= = =

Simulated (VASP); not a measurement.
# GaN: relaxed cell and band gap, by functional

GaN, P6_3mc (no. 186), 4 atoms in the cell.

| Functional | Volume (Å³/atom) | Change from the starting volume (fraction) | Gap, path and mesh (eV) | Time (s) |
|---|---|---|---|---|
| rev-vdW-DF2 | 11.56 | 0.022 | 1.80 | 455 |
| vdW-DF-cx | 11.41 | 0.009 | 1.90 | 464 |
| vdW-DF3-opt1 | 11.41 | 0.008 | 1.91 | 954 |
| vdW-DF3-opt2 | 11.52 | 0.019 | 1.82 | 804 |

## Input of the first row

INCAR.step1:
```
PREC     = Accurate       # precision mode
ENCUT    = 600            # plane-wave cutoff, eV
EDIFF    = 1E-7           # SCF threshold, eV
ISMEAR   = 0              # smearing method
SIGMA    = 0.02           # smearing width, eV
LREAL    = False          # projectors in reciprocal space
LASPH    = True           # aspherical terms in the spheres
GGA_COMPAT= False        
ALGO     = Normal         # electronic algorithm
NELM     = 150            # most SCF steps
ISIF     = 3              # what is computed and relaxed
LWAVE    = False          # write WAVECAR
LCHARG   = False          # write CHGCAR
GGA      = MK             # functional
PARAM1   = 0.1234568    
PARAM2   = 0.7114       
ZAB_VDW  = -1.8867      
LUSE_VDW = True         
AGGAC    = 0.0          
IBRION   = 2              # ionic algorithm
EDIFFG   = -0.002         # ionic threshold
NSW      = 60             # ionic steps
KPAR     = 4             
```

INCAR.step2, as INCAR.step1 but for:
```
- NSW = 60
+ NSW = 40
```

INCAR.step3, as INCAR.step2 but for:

= = =

#### EXERCISE:
The answer must be a verbatim transcription of the entries above, from the first line through the line that contains "1.90 | 464 |", and nothing more.

#### RESPONSE BOX:
Simulated (VASP); not a measurement.
# GaN: relaxed cell and band gap, by functional

GaN, P6_3mc (no. 186), 4 atoms in the cell.

| Functional | Volume (Å³/atom) | Change from the starting volume (fraction) | Gap, path and mesh (eV) | Time (s) |
|---|---|---|---|---|
| rev-vdW-DF2 | 11.56 | 0.022 | 1.80 | 455 |
| vdW-DF-cx | 11.41 | 0.009 | 1.90 | 464 |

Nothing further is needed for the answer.